DATASET ENTRIES: Begin

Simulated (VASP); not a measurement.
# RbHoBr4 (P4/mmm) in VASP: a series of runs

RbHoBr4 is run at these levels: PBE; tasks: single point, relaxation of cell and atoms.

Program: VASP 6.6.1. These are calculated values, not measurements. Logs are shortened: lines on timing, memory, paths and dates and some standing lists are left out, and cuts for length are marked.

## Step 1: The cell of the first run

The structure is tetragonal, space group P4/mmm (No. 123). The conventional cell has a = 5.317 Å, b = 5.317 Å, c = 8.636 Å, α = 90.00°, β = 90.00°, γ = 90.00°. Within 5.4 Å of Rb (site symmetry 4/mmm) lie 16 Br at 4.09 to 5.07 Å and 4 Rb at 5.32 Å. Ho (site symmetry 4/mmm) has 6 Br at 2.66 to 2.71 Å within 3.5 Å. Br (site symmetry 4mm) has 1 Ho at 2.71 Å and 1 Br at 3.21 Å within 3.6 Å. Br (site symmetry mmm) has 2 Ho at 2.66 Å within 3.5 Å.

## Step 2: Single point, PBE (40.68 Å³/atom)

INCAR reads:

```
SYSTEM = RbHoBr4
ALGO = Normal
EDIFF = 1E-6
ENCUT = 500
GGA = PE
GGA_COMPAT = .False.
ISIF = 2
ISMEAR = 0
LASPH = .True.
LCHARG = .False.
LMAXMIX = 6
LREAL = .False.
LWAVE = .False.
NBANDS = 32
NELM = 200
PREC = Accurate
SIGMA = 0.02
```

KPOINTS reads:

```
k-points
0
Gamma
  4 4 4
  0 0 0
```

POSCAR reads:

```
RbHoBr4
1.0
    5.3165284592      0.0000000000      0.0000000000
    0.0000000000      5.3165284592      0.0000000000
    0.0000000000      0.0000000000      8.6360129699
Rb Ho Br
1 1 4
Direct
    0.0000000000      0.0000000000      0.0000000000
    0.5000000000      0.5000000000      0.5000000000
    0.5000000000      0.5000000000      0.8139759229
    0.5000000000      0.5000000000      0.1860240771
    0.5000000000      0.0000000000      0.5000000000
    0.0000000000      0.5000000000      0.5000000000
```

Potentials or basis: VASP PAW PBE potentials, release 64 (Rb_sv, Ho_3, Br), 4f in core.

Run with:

DATASET ENTRIES: End

→ **REQUIREMENT**
Quote in full each line from the top of the records above through the line with "RbHoBr4 is run"; stop after that line.

→ **TASK SOLUTION**
Simulated (VASP); not a measurement.
# RbHoBr4 (P4/mmm) in VASP: a series of runs

RbHoBr4 is run at these levels: PBE; tasks: single point, relaxation of cell and atoms.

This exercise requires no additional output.